══ Provided records

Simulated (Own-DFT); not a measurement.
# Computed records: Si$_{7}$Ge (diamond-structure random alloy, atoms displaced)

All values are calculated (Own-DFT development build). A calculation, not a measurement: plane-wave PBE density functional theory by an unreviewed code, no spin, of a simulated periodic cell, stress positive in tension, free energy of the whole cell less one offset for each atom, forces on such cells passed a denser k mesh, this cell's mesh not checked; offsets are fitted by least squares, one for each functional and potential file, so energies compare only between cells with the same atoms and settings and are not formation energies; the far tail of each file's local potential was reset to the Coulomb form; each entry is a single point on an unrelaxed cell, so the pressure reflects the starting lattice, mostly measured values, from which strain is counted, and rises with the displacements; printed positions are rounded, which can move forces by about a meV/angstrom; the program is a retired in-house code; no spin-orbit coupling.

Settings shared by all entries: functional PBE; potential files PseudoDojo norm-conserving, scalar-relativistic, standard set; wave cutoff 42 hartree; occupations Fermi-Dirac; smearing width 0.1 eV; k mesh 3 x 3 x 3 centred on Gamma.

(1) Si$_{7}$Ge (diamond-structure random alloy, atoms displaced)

════

Work request:
Above are the entries; repeat their lines exactly, from the first through the one that contains "Settings shared by".

Solution:
Simulated (Own-DFT); not a measurement.
# Computed records: Si$_{7}$Ge (diamond-structure random alloy, atoms displaced)

All values are calculated (Own-DFT development build). A calculation, not a measurement: plane-wave PBE density functional theory by an unreviewed code, no spin, of a simulated periodic cell, stress positive in tension, free energy of the whole cell less one offset for each atom, forces on such cells passed a denser k mesh, this cell's mesh not checked; offsets are fitted by least squares, one for each functional and potential file, so energies compare only between cells with the same atoms and settings and are not formation energies; the far tail of each file's local potential was reset to the Coulomb form; each entry is a single point on an unrelaxed cell, so the pressure reflects the starting lattice, mostly measured values, from which strain is counted, and rises with the displacements; printed positions are rounded, which can move forces by about a meV/angstrom; the program is a retired in-house code; no spin-orbit coupling.

Settings shared by all entries: functional PBE; potential files PseudoDojo norm-conserving, scalar-relativistic, standard set; wave cutoff 42 hartree; occupations Fermi-Dirac; smearing width 0.1 eV; k mesh 3 x 3 x 3 centred on Gamma.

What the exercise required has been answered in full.